Given entries
----------
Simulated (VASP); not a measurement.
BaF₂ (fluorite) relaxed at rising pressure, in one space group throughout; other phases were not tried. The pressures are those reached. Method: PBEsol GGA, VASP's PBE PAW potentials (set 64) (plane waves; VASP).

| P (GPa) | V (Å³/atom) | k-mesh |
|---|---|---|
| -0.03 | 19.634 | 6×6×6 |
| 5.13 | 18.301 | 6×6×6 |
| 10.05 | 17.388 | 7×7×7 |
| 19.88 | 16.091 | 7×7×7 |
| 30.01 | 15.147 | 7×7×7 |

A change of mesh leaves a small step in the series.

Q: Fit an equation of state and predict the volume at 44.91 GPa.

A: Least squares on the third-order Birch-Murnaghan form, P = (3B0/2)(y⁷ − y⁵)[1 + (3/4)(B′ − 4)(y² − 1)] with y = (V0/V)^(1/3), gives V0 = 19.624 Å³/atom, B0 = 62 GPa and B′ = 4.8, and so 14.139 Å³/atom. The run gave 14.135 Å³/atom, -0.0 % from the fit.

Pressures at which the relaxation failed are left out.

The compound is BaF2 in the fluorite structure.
----------

Brief
Through the line that holds "Q: Fit an equation", repeat the material above exactly, starting at its first line.

Answer area
Simulated (VASP); not a measurement.
BaF₂ (fluorite) relaxed at rising pressure, in one space group throughout; other phases were not tried. The pressures are those reached. Method: PBEsol GGA, VASP's PBE PAW potentials (set 64) (plane waves; VASP).

| P (GPa) | V (Å³/atom) | k-mesh |
|---|---|---|
| -0.03 | 19.634 | 6×6×6 |
| 5.13 | 18.301 | 6×6×6 |
| 10.05 | 17.388 | 7×7×7 |
| 19.88 | 16.091 | 7×7×7 |
| 30.01 | 15.147 | 7×7×7 |

A change of mesh leaves a small step in the series.

Q: Fit an equation of state and predict the volume at 44.91 GPa.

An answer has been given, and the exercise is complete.